--- Available data ---
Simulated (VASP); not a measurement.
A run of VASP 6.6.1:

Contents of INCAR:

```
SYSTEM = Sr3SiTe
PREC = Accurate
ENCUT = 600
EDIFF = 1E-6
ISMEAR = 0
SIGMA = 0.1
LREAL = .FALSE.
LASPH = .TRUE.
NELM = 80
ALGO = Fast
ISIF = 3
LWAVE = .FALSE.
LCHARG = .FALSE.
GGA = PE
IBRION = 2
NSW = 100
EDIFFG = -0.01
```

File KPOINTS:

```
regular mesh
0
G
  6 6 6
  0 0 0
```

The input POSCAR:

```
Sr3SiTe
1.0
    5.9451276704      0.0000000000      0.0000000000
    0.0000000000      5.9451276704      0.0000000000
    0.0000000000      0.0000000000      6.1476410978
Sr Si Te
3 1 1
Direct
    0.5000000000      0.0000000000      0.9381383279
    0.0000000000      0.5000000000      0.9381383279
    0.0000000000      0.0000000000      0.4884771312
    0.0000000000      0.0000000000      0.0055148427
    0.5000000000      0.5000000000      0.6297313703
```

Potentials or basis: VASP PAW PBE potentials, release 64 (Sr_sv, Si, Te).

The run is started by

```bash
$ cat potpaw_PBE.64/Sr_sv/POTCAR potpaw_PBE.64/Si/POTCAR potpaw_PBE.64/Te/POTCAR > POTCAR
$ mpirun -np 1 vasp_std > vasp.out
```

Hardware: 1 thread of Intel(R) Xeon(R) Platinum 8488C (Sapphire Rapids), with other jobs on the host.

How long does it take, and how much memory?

--- Required action ---
The whole listing above needs to be written out exactly.

--- Task answer ---
Simulated (VASP); not a measurement.
A run of VASP 6.6.1:

Contents of INCAR:

```
SYSTEM = Sr3SiTe
PREC = Accurate
ENCUT = 600
EDIFF = 1E-6
ISMEAR = 0
SIGMA = 0.1
LREAL = .FALSE.
LASPH = .TRUE.
NELM = 80
ALGO = Fast
ISIF = 3
LWAVE = .FALSE.
LCHARG = .FALSE.
GGA = PE
IBRION = 2
NSW = 100
EDIFFG = -0.01
```

File KPOINTS:

```
regular mesh
0
G
  6 6 6
  0 0 0
```

The input POSCAR:

```
Sr3SiTe
1.0
    5.9451276704      0.0000000000      0.0000000000
    0.0000000000      5.9451276704      0.0000000000
    0.0000000000      0.0000000000      6.1476410978
Sr Si Te
3 1 1
Direct
    0.5000000000      0.0000000000      0.9381383279
    0.0000000000      0.5000000000      0.9381383279
    0.0000000000      0.0000000000      0.4884771312
    0.0000000000      0.0000000000      0.0055148427
    0.5000000000      0.5000000000      0.6297313703
```

Potentials or basis: VASP PAW PBE potentials, release 64 (Sr_sv, Si, Te).

The run is started by

```bash
$ cat potpaw_PBE.64/Sr_sv/POTCAR potpaw_PBE.64/Si/POTCAR potpaw_PBE.64/Te/POTCAR > POTCAR
$ mpirun -np 1 vasp_std > vasp.out
```

Hardware: 1 thread of Intel(R) Xeon(R) Platinum 8488C (Sapphire Rapids), with other jobs on the host.

How long does it take, and how much memory?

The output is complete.